▶ [BRIEF]: Copy the lines of the entries exactly, from the opening one to the one holding "In doubt: masses", and leave out everything after.

▶ [GIVEN INFORMATION]:
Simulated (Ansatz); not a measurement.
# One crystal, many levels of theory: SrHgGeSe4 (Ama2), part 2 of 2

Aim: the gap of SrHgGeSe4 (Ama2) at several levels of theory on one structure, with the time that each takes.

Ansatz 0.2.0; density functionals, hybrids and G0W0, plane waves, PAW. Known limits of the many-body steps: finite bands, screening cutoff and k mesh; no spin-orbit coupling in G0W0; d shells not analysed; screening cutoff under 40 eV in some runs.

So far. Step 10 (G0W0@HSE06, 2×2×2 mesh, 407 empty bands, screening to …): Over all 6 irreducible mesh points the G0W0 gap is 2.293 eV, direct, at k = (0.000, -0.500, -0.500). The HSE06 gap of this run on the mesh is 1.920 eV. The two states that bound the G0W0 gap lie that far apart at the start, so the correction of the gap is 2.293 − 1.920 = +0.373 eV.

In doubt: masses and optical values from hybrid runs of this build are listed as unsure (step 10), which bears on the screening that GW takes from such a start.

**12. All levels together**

▶ [EXERCISE ANSWER]:
Simulated (Ansatz); not a measurement.
# One crystal, many levels of theory: SrHgGeSe4 (Ama2), part 2 of 2

Aim: the gap of SrHgGeSe4 (Ama2) at several levels of theory on one structure, with the time that each takes.

Ansatz 0.2.0; density functionals, hybrids and G0W0, plane waves, PAW. Known limits of the many-body steps: finite bands, screening cutoff and k mesh; no spin-orbit coupling in G0W0; d shells not analysed; screening cutoff under 40 eV in some runs.

So far. Step 10 (G0W0@HSE06, 2×2×2 mesh, 407 empty bands, screening to …): Over all 6 irreducible mesh points the G0W0 gap is 2.293 eV, direct, at k = (0.000, -0.500, -0.500). The HSE06 gap of this run on the mesh is 1.920 eV. The two states that bound the G0W0 gap lie that far apart at the start, so the correction of the gap is 2.293 − 1.920 = +0.373 eV.

In doubt: masses and optical values from hybrid runs of this build are listed as unsure (step 10), which bears on the screening that GW takes from such a start.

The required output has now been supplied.